* TASK ITEM:
Print all the entries verbatim.

(DATA LISTING begins)

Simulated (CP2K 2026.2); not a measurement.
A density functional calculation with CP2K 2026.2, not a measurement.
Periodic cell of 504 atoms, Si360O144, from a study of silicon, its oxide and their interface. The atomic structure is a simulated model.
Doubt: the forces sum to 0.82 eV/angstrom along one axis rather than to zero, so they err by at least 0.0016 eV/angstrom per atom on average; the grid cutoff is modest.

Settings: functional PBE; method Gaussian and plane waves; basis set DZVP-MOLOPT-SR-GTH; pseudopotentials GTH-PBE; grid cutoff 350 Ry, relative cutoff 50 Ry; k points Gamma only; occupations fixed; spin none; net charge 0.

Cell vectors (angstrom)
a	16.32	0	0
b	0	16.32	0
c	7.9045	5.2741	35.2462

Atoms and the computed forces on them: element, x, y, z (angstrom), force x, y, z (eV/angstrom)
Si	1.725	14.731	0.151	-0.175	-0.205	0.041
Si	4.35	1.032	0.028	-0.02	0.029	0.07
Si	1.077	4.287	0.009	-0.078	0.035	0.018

(DATA LISTING ends)

* WRITTEN RESPONSE:
Simulated (CP2K 2026.2); not a measurement.
A density functional calculation with CP2K 2026.2, not a measurement.
Periodic cell of 504 atoms, Si360O144, from a study of silicon, its oxide and their interface. The atomic structure is a simulated model.
Doubt: the forces sum to 0.82 eV/angstrom along one axis rather than to zero, so they err by at least 0.0016 eV/angstrom per atom on average; the grid cutoff is modest.

Settings: functional PBE; method Gaussian and plane waves; basis set DZVP-MOLOPT-SR-GTH; pseudopotentials GTH-PBE; grid cutoff 350 Ry, relative cutoff 50 Ry; k points Gamma only; occupations fixed; spin none; net charge 0.

Cell vectors (angstrom)
a	16.32	0	0
b	0	16.32	0
c	7.9045	5.2741	35.2462

Atoms and the computed forces on them: element, x, y, z (angstrom), force x, y, z (eV/angstrom)
Si	1.725	14.731	0.151	-0.175	-0.205	0.041
Si	4.35	1.032	0.028	-0.02	0.029	0.07
Si	1.077	4.287	0.009	-0.078	0.035	0.018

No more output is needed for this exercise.